§ **Record excerpts**:
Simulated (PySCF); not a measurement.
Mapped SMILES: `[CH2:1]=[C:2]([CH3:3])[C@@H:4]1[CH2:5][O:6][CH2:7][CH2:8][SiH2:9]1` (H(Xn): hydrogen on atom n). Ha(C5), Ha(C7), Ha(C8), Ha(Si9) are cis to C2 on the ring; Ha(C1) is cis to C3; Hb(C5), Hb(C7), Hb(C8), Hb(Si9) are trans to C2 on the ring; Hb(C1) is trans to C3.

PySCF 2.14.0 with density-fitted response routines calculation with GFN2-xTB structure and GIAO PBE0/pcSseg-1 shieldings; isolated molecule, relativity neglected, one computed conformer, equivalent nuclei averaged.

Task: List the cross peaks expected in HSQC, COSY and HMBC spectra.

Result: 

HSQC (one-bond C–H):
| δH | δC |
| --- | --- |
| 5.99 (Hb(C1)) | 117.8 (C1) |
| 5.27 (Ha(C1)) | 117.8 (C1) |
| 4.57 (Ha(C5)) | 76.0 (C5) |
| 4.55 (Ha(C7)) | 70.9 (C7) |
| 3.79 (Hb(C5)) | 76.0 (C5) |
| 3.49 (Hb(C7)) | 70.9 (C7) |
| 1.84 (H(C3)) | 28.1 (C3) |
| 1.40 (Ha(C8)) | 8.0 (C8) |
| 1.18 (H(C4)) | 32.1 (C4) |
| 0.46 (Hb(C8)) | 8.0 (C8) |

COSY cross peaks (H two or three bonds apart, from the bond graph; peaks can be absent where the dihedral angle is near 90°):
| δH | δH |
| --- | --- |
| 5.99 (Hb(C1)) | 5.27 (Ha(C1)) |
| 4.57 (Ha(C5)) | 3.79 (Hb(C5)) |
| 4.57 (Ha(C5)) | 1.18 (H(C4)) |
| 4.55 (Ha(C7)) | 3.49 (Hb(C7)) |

§ **Requirement**:
Every line above from the line with "COSY cross peaks" to the line with "(Ha(C5)) | 1.18 (H(C4)) |", both included, must be reproduced exactly, and no other line may appear.

§ **Task response**:
COSY cross peaks (H two or three bonds apart, from the bond graph; peaks can be absent where the dihedral angle is near 90°):
| δH | δH |
| --- | --- |
| 5.99 (Hb(C1)) | 5.27 (Ha(C1)) |
| 4.57 (Ha(C5)) | 3.79 (Hb(C5)) |
| 4.57 (Ha(C5)) | 1.18 (H(C4)) |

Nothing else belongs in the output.